Activity – Please retype the material beneath this task exactly, starting with its first line and finishing with the line containing "a Mo–C bond).".

——

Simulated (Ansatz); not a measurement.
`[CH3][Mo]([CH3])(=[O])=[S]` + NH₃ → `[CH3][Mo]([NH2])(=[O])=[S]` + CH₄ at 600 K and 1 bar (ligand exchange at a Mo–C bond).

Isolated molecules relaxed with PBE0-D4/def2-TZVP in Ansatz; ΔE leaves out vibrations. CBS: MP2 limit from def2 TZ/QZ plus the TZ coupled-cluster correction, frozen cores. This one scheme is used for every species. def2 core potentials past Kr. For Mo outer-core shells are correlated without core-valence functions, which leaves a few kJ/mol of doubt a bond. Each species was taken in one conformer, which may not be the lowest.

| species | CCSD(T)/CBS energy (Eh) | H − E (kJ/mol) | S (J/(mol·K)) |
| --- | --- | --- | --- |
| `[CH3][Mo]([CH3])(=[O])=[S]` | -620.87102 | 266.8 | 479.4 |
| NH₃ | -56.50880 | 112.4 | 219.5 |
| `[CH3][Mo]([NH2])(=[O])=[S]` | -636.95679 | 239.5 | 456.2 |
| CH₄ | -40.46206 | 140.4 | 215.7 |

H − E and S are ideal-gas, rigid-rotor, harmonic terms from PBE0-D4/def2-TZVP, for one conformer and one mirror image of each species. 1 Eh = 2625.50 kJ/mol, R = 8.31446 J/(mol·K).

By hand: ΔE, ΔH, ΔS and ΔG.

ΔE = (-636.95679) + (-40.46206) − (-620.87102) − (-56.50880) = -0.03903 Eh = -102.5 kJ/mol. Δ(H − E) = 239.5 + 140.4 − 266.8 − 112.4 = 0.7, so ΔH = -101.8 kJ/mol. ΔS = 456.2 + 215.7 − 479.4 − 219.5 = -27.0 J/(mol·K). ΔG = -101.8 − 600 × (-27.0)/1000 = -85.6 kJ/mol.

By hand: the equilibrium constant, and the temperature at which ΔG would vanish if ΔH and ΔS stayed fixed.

——

Answer space –
Simulated (Ansatz); not a measurement.
`[CH3][Mo]([CH3])(=[O])=[S]` + NH₃ → `[CH3][Mo]([NH2])(=[O])=[S]` + CH₄ at 600 K and 1 bar (ligand exchange at a Mo–C bond).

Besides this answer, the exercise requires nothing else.